[Start of section]

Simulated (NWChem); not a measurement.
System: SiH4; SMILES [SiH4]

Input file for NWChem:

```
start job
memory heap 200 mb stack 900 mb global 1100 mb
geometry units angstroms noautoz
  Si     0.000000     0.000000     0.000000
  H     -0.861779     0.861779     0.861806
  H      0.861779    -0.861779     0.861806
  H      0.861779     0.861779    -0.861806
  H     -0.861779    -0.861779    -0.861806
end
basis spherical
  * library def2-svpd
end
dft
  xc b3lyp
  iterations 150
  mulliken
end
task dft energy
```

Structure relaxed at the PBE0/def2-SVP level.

[End of section]

All of the records above are to be set down again exactly.

Simulated (NWChem); not a measurement.
System: SiH4; SMILES [SiH4]

Input file for NWChem:

```
start job
memory heap 200 mb stack 900 mb global 1100 mb
geometry units angstroms noautoz
  Si     0.000000     0.000000     0.000000
  H     -0.861779     0.861779     0.861806
  H      0.861779    -0.861779     0.861806
  H      0.861779     0.861779    -0.861806
  H     -0.861779    -0.861779    -0.861806
end
basis spherical
  * library def2-svpd
end
dft
  xc b3lyp
  iterations 150
  mulliken
end
task dft energy
```

Structure relaxed at the PBE0/def2-SVP level.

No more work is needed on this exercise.